::: ENTRIES SUPPLIED

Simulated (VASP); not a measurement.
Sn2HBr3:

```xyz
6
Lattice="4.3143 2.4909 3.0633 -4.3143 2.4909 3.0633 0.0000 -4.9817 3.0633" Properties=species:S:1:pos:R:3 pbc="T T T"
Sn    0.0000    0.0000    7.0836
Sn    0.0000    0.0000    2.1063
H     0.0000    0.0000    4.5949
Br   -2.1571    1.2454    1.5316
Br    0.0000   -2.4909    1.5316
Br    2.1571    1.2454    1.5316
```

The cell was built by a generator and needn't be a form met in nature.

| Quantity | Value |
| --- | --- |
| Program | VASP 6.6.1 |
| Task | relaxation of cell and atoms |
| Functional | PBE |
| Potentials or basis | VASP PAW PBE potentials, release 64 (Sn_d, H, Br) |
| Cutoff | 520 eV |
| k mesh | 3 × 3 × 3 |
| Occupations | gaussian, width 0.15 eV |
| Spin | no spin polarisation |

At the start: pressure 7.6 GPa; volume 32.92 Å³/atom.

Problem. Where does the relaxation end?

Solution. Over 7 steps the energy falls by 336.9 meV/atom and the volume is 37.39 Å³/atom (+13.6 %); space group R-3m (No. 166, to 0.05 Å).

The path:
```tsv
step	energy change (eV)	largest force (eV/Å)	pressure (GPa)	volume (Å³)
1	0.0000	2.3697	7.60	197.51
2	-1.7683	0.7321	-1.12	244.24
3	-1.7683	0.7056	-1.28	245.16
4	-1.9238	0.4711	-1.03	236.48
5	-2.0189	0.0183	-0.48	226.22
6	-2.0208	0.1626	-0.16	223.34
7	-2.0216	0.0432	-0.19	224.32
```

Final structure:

::::::

REQUIREMENT
What you retype should run from the first line of the entries above through the line containing "Problem. Where does the relaxation end?", exactly and in full.

ANSWER BOX
Simulated (VASP); not a measurement.
Sn2HBr3:

```xyz
6
Lattice="4.3143 2.4909 3.0633 -4.3143 2.4909 3.0633 0.0000 -4.9817 3.0633" Properties=species:S:1:pos:R:3 pbc="T T T"
Sn    0.0000    0.0000    7.0836
Sn    0.0000    0.0000    2.1063
H     0.0000    0.0000    4.5949
Br   -2.1571    1.2454    1.5316
Br    0.0000   -2.4909    1.5316
Br    2.1571    1.2454    1.5316
```

The cell was built by a generator and needn't be a form met in nature.

| Quantity | Value |
| --- | --- |
| Program | VASP 6.6.1 |
| Task | relaxation of cell and atoms |
| Functional | PBE |
| Potentials or basis | VASP PAW PBE potentials, release 64 (Sn_d, H, Br) |
| Cutoff | 520 eV |
| k mesh | 3 × 3 × 3 |
| Occupations | gaussian, width 0.15 eV |
| Spin | no spin polarisation |

At the start: pressure 7.6 GPa; volume 32.92 Å³/atom.

Problem. Where does the relaxation end?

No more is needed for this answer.